Source material -
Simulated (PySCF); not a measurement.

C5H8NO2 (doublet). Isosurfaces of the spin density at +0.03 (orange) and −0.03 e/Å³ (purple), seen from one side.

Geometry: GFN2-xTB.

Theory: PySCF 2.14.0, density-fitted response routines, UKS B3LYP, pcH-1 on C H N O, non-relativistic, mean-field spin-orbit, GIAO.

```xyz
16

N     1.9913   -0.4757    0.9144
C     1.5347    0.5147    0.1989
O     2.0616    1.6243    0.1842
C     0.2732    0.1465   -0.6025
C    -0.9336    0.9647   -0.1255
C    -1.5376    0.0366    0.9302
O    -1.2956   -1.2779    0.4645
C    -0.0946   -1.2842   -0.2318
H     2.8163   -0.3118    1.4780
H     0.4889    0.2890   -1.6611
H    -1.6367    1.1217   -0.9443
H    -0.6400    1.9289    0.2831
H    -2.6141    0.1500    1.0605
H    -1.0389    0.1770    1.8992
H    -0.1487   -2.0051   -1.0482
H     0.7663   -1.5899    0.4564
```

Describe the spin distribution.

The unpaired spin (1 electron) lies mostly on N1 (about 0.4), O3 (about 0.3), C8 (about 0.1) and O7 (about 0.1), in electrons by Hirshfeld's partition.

Work item - Only the lines from the beginning of the data above through the line containing "Describe the spin distribution." should be repeated, exactly as they appear.

Answer section -
Simulated (PySCF); not a measurement.

C5H8NO2 (doublet). Isosurfaces of the spin density at +0.03 (orange) and −0.03 e/Å³ (purple), seen from one side.

Geometry: GFN2-xTB.

Theory: PySCF 2.14.0, density-fitted response routines, UKS B3LYP, pcH-1 on C H N O, non-relativistic, mean-field spin-orbit, GIAO.

```xyz
16

N     1.9913   -0.4757    0.9144
C     1.5347    0.5147    0.1989
O     2.0616    1.6243    0.1842
C     0.2732    0.1465   -0.6025
C    -0.9336    0.9647   -0.1255
C    -1.5376    0.0366    0.9302
O    -1.2956   -1.2779    0.4645
C    -0.0946   -1.2842   -0.2318
H     2.8163   -0.3118    1.4780
H     0.4889    0.2890   -1.6611
H    -1.6367    1.1217   -0.9443
H    -0.6400    1.9289    0.2831
H    -2.6141    0.1500    1.0605
H    -1.0389    0.1770    1.8992
H    -0.1487   -2.0051   -1.0482
H     0.7663   -1.5899    0.4564
```

Describe the spin distribution.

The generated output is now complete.